**EXERCISE:** Beginning with the first line, please return the entries exactly through the line that contains "The calculation used", and leave out all later lines.

---+---

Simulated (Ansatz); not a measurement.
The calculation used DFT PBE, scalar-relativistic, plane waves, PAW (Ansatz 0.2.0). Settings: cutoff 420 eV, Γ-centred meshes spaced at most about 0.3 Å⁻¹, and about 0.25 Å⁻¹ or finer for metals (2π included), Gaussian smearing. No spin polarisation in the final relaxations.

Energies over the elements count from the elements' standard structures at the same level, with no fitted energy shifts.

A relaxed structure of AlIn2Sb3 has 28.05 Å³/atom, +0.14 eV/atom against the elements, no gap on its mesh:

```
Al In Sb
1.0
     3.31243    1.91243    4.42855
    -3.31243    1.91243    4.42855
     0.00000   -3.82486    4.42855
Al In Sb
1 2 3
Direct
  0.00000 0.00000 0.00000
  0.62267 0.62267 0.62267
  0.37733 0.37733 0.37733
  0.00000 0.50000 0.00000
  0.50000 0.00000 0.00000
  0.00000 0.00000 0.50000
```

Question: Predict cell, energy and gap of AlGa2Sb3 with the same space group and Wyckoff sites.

---+---

**ANSWER SPACE:**
Simulated (Ansatz); not a measurement.
The calculation used DFT PBE, scalar-relativistic, plane waves, PAW (Ansatz 0.2.0). Settings: cutoff 420 eV, Γ-centred meshes spaced at most about 0.3 Å⁻¹, and about 0.25 Å⁻¹ or finer for metals (2π included), Gaussian smearing. No spin polarisation in the final relaxations.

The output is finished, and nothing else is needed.